§ Information provided
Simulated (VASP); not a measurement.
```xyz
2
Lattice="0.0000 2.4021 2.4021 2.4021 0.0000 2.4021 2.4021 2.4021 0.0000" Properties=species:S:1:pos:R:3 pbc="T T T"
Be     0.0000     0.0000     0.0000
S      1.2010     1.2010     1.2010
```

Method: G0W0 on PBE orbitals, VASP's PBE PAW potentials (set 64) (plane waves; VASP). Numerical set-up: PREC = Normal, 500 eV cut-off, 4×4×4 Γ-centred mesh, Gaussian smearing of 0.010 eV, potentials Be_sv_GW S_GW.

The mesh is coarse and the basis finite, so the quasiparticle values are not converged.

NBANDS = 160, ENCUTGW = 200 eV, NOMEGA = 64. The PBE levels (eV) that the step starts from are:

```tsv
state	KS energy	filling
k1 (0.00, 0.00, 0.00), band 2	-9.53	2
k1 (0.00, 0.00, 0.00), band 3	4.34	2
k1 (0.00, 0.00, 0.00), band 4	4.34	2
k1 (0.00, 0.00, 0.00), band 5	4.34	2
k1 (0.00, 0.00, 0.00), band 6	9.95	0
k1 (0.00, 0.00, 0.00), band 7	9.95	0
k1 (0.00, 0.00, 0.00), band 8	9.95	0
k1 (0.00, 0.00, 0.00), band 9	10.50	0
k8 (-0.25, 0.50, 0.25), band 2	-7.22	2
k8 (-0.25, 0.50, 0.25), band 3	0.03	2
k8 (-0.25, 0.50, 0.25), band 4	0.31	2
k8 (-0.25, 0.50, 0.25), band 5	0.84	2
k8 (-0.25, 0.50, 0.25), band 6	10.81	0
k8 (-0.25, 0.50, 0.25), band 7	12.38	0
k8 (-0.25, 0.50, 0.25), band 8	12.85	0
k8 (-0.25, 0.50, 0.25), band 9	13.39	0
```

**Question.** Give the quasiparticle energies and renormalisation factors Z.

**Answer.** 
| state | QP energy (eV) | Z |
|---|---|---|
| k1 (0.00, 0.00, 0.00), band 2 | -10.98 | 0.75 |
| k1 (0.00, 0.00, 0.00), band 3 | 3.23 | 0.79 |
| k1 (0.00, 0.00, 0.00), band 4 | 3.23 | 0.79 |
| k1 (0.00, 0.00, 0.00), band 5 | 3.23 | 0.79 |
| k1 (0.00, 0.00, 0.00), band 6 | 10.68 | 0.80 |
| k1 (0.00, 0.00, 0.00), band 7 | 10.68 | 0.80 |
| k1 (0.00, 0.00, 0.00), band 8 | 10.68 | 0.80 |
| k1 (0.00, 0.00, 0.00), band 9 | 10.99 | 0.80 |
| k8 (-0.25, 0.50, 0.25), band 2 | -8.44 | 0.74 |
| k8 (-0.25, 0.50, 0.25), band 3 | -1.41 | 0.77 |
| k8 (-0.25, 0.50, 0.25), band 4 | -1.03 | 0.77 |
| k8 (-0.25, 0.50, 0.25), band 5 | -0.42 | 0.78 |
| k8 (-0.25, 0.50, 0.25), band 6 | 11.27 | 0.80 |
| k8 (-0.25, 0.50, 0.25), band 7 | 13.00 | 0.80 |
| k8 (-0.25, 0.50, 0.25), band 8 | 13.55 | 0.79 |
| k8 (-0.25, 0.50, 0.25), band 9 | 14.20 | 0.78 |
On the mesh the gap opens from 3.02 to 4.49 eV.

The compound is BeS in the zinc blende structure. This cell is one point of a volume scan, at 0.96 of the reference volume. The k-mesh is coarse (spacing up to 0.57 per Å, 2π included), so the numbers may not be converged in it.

§ Work task
All lines above between those holding "7 | 10.68 | 0.80 |" and "On the mesh", inclusive, must be set down unchanged, and no other line may be included.

§ Answer box
| k1 (0.00, 0.00, 0.00), band 7 | 10.68 | 0.80 |
| k1 (0.00, 0.00, 0.00), band 8 | 10.68 | 0.80 |
| k1 (0.00, 0.00, 0.00), band 9 | 10.99 | 0.80 |
| k8 (-0.25, 0.50, 0.25), band 2 | -8.44 | 0.74 |
| k8 (-0.25, 0.50, 0.25), band 3 | -1.41 | 0.77 |
| k8 (-0.25, 0.50, 0.25), band 4 | -1.03 | 0.77 |
| k8 (-0.25, 0.50, 0.25), band 5 | -0.42 | 0.78 |
| k8 (-0.25, 0.50, 0.25), band 6 | 11.27 | 0.80 |
| k8 (-0.25, 0.50, 0.25), band 7 | 13.00 | 0.80 |
| k8 (-0.25, 0.50, 0.25), band 8 | 13.55 | 0.79 |
| k8 (-0.25, 0.50, 0.25), band 9 | 14.20 | 0.78 |
On the mesh the gap opens from 3.02 to 4.49 eV.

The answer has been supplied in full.